● **INFORMATION PROVIDED**
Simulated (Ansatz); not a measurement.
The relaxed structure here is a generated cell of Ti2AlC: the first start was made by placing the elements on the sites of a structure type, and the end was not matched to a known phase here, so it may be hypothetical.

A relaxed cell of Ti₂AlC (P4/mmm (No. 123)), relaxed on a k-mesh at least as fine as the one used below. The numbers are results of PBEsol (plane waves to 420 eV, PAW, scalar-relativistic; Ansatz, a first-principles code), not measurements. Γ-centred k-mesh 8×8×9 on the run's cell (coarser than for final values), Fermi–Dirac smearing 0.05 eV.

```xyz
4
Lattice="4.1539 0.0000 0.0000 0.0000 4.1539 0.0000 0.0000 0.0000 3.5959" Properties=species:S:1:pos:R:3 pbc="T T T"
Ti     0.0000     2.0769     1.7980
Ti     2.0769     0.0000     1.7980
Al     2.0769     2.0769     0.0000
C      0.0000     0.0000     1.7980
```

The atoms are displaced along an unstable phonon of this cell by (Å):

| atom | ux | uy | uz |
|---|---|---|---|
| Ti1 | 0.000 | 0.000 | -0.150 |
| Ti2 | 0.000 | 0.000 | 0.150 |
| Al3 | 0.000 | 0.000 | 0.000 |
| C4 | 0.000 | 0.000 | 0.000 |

● **EXERCISE**
Return every record above exactly as written.

● **EXERCISE ANSWER**
Simulated (Ansatz); not a measurement.
The relaxed structure here is a generated cell of Ti2AlC: the first start was made by placing the elements on the sites of a structure type, and the end was not matched to a known phase here, so it may be hypothetical.

A relaxed cell of Ti₂AlC (P4/mmm (No. 123)), relaxed on a k-mesh at least as fine as the one used below. The numbers are results of PBEsol (plane waves to 420 eV, PAW, scalar-relativistic; Ansatz, a first-principles code), not measurements. Γ-centred k-mesh 8×8×9 on the run's cell (coarser than for final values), Fermi–Dirac smearing 0.05 eV.

```xyz
4
Lattice="4.1539 0.0000 0.0000 0.0000 4.1539 0.0000 0.0000 0.0000 3.5959" Properties=species:S:1:pos:R:3 pbc="T T T"
Ti     0.0000     2.0769     1.7980
Ti     2.0769     0.0000     1.7980
Al     2.0769     2.0769     0.0000
C      0.0000     0.0000     1.7980
```

The atoms are displaced along an unstable phonon of this cell by (Å):

| atom | ux | uy | uz |
|---|---|---|---|
| Ti1 | 0.000 | 0.000 | -0.150 |
| Ti2 | 0.000 | 0.000 | 0.150 |
| Al3 | 0.000 | 0.000 | 0.000 |
| C4 | 0.000 | 0.000 | 0.000 |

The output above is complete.